◆ **Extracted material**
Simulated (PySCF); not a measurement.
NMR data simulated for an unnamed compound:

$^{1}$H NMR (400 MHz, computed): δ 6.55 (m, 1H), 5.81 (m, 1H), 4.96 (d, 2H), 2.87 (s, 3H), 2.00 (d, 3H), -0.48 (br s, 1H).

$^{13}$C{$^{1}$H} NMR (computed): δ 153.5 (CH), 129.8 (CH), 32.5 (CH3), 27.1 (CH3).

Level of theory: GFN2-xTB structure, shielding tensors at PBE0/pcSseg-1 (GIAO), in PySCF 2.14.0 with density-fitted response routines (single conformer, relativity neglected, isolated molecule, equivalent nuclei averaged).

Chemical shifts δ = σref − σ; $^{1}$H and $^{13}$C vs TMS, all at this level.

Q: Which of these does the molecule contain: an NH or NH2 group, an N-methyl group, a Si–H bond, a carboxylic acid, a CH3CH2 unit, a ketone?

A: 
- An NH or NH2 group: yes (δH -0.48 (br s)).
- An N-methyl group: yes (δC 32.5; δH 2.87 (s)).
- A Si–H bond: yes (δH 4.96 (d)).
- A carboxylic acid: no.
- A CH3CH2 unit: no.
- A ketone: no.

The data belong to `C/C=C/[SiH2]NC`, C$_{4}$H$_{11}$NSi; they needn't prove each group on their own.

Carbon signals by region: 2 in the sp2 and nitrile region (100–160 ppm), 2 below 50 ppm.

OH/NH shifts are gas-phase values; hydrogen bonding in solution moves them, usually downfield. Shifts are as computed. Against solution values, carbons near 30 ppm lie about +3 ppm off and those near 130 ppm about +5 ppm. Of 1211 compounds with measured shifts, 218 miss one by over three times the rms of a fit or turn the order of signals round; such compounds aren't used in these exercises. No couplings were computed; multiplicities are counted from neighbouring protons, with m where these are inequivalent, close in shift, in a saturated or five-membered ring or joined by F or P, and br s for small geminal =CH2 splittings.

◆ **Assignment**
The lines above, from the start of the records through the one containing "(CH3), 27.1 (CH3).", are to be printed exactly, and nothing else is to be included.

◆ **Exercise result**
Simulated (PySCF); not a measurement.
NMR data simulated for an unnamed compound:

$^{1}$H NMR (400 MHz, computed): δ 6.55 (m, 1H), 5.81 (m, 1H), 4.96 (d, 2H), 2.87 (s, 3H), 2.00 (d, 3H), -0.48 (br s, 1H).

$^{13}$C{$^{1}$H} NMR (computed): δ 153.5 (CH), 129.8 (CH), 32.5 (CH3), 27.1 (CH3).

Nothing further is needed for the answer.